Work item:
From the line with "AlGaN2, 8 atoms" through the line with "single point |", repeat the entries verbatim, both end lines included, and add nothing.

====
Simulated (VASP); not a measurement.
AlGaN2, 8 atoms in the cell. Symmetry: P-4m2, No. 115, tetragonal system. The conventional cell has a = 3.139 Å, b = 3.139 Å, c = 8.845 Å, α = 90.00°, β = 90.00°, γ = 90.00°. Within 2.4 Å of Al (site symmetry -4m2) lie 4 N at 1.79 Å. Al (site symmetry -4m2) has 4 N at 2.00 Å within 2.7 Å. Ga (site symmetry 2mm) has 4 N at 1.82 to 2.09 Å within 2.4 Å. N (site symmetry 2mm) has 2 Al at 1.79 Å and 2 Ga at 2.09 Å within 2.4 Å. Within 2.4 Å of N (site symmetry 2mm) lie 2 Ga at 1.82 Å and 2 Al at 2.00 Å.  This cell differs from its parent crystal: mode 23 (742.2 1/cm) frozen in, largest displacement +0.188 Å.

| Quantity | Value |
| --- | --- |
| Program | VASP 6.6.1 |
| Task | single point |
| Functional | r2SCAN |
====

Exercise result:
AlGaN2, 8 atoms in the cell. Symmetry: P-4m2, No. 115, tetragonal system. The conventional cell has a = 3.139 Å, b = 3.139 Å, c = 8.845 Å, α = 90.00°, β = 90.00°, γ = 90.00°. Within 2.4 Å of Al (site symmetry -4m2) lie 4 N at 1.79 Å. Al (site symmetry -4m2) has 4 N at 2.00 Å within 2.7 Å. Ga (site symmetry 2mm) has 4 N at 1.82 to 2.09 Å within 2.4 Å. N (site symmetry 2mm) has 2 Al at 1.79 Å and 2 Ga at 2.09 Å within 2.4 Å. Within 2.4 Å of N (site symmetry 2mm) lie 2 Ga at 1.82 Å and 2 Al at 2.00 Å.  This cell differs from its parent crystal: mode 23 (742.2 1/cm) frozen in, largest displacement +0.188 Å.

| Quantity | Value |
| --- | --- |
| Program | VASP 6.6.1 |
| Task | single point |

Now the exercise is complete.